DATASET EXCERPTS Block Start
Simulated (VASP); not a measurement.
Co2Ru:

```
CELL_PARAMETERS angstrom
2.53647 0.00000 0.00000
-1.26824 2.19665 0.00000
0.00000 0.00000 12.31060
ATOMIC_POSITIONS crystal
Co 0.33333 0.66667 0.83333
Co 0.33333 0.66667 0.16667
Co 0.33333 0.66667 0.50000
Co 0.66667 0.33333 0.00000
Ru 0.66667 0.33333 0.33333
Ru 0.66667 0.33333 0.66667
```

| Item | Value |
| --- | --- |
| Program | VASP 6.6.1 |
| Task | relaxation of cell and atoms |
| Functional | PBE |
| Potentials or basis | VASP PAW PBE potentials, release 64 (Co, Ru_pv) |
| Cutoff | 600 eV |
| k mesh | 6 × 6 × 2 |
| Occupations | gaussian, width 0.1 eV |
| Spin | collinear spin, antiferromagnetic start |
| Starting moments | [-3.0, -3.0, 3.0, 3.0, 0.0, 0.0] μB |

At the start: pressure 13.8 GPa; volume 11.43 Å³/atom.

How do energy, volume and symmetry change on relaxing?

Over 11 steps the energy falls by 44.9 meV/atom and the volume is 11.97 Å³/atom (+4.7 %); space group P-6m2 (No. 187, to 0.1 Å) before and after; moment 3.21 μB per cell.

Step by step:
DATASET EXCERPTS Block End

ASSIGNMENT:
The line with "Over 11 steps" is the last to include; transcribe exactly every line from the top of the material above down to it.

WRITTEN RESPONSE:
Simulated (VASP); not a measurement.
Co2Ru:

```
CELL_PARAMETERS angstrom
2.53647 0.00000 0.00000
-1.26824 2.19665 0.00000
0.00000 0.00000 12.31060
ATOMIC_POSITIONS crystal
Co 0.33333 0.66667 0.83333
Co 0.33333 0.66667 0.16667
Co 0.33333 0.66667 0.50000
Co 0.66667 0.33333 0.00000
Ru 0.66667 0.33333 0.33333
Ru 0.66667 0.33333 0.66667
```

| Item | Value |
| --- | --- |
| Program | VASP 6.6.1 |
| Task | relaxation of cell and atoms |
| Functional | PBE |
| Potentials or basis | VASP PAW PBE potentials, release 64 (Co, Ru_pv) |
| Cutoff | 600 eV |
| k mesh | 6 × 6 × 2 |
| Occupations | gaussian, width 0.1 eV |
| Spin | collinear spin, antiferromagnetic start |
| Starting moments | [-3.0, -3.0, 3.0, 3.0, 0.0, 0.0] μB |

At the start: pressure 13.8 GPa; volume 11.43 Å³/atom.

How do energy, volume and symmetry change on relaxing?

Over 11 steps the energy falls by 44.9 meV/atom and the volume is 11.97 Å³/atom (+4.7 %); space group P-6m2 (No. 187, to 0.1 Å) before and after; moment 3.21 μB per cell.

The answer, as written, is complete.